╭──

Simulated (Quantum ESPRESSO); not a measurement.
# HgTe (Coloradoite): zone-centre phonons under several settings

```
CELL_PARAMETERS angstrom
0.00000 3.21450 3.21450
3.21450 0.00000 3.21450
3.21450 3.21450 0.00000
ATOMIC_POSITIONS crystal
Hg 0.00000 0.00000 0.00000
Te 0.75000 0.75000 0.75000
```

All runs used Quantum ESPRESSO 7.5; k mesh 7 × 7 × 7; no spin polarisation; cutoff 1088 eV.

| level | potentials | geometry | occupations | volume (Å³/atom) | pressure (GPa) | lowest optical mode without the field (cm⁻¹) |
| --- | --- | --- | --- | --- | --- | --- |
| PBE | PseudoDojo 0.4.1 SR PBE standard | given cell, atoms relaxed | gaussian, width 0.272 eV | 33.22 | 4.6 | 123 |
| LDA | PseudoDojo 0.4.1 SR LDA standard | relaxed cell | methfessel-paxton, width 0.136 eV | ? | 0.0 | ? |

╰──

WORK ORDER:
Restate the whole listing exactly.

ANSWER SECTION:
Simulated (Quantum ESPRESSO); not a measurement.
# HgTe (Coloradoite): zone-centre phonons under several settings

```
CELL_PARAMETERS angstrom
0.00000 3.21450 3.21450
3.21450 0.00000 3.21450
3.21450 3.21450 0.00000
ATOMIC_POSITIONS crystal
Hg 0.00000 0.00000 0.00000
Te 0.75000 0.75000 0.75000
```

All runs used Quantum ESPRESSO 7.5; k mesh 7 × 7 × 7; no spin polarisation; cutoff 1088 eV.

| level | potentials | geometry | occupations | volume (Å³/atom) | pressure (GPa) | lowest optical mode without the field (cm⁻¹) |
| --- | --- | --- | --- | --- | --- | --- |
| PBE | PseudoDojo 0.4.1 SR PBE standard | given cell, atoms relaxed | gaussian, width 0.272 eV | 33.22 | 4.6 | 123 |
| LDA | PseudoDojo 0.4.1 SR LDA standard | relaxed cell | methfessel-paxton, width 0.136 eV | ? | 0.0 | ? |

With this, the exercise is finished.